**Supplied records:**

>>

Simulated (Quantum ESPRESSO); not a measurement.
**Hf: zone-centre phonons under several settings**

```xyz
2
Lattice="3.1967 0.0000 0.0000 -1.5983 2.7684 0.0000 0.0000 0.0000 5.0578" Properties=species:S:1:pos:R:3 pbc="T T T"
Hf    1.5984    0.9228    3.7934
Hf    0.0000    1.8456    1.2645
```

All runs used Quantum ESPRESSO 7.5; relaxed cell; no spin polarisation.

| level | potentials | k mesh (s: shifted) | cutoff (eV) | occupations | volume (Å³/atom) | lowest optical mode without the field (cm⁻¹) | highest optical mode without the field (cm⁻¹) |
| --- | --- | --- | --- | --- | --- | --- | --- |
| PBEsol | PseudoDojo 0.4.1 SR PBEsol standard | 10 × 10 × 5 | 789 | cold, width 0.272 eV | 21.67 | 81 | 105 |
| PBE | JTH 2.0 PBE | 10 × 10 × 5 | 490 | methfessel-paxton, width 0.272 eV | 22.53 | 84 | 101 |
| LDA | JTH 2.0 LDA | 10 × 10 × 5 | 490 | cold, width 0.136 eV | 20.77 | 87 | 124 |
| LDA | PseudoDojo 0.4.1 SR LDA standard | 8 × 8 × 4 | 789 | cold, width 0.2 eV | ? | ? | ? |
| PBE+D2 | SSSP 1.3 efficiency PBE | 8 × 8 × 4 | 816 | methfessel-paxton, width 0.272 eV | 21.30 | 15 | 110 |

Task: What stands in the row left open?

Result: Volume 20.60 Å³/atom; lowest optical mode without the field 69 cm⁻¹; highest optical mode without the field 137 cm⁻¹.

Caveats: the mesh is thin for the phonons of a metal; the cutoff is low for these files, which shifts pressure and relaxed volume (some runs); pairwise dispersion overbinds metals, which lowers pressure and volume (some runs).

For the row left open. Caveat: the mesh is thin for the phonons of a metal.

<<

**Work instruction:** The range runs from the line above containing "under several settings**" to the line containing "Caveats: the mesh", inclusive. Restate those lines word for word and no others.

**Answer section:**
**Hf: zone-centre phonons under several settings**

```xyz
2
Lattice="3.1967 0.0000 0.0000 -1.5983 2.7684 0.0000 0.0000 0.0000 5.0578" Properties=species:S:1:pos:R:3 pbc="T T T"
Hf    1.5984    0.9228    3.7934
Hf    0.0000    1.8456    1.2645
```

All runs used Quantum ESPRESSO 7.5; relaxed cell; no spin polarisation.

| level | potentials | k mesh (s: shifted) | cutoff (eV) | occupations | volume (Å³/atom) | lowest optical mode without the field (cm⁻¹) | highest optical mode without the field (cm⁻¹) |
| --- | --- | --- | --- | --- | --- | --- | --- |
| PBEsol | PseudoDojo 0.4.1 SR PBEsol standard | 10 × 10 × 5 | 789 | cold, width 0.272 eV | 21.67 | 81 | 105 |
| PBE | JTH 2.0 PBE | 10 × 10 × 5 | 490 | methfessel-paxton, width 0.272 eV | 22.53 | 84 | 101 |
| LDA | JTH 2.0 LDA | 10 × 10 × 5 | 490 | cold, width 0.136 eV | 20.77 | 87 | 124 |
| LDA | PseudoDojo 0.4.1 SR LDA standard | 8 × 8 × 4 | 789 | cold, width 0.2 eV | ? | ? | ? |
| PBE+D2 | SSSP 1.3 efficiency PBE | 8 × 8 × 4 | 816 | methfessel-paxton, width 0.272 eV | 21.30 | 15 | 110 |

Task: What stands in the row left open?

Result: Volume 20.60 Å³/atom; lowest optical mode without the field 69 cm⁻¹; highest optical mode without the field 137 cm⁻¹.

Caveats: the mesh is thin for the phonons of a metal; the cutoff is low for these files, which shifts pressure and relaxed volume (some runs); pairwise dispersion overbinds metals, which lowers pressure and volume (some runs).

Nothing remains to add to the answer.